··········

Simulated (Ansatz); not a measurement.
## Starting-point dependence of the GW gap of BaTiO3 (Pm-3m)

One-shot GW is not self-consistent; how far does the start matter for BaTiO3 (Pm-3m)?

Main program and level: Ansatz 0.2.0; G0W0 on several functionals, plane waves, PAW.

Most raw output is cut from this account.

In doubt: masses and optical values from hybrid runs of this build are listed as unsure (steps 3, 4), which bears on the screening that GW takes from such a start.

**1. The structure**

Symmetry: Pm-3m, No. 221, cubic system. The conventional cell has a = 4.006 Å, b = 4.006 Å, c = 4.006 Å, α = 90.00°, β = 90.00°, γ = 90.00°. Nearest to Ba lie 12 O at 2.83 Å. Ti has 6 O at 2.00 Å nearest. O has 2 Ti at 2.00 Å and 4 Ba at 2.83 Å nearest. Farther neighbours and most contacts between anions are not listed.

··········

- _REQUIREMENT_:
In the reply, include exactly the lines from the beginning of the entries above through the line holding "Most raw output is cut from this account.", and nothing besides.

- _WRITTEN RESPONSE_:
Simulated (Ansatz); not a measurement.
## Starting-point dependence of the GW gap of BaTiO3 (Pm-3m)

One-shot GW is not self-consistent; how far does the start matter for BaTiO3 (Pm-3m)?

Main program and level: Ansatz 0.2.0; G0W0 on several functionals, plane waves, PAW.

Most raw output is cut from this account.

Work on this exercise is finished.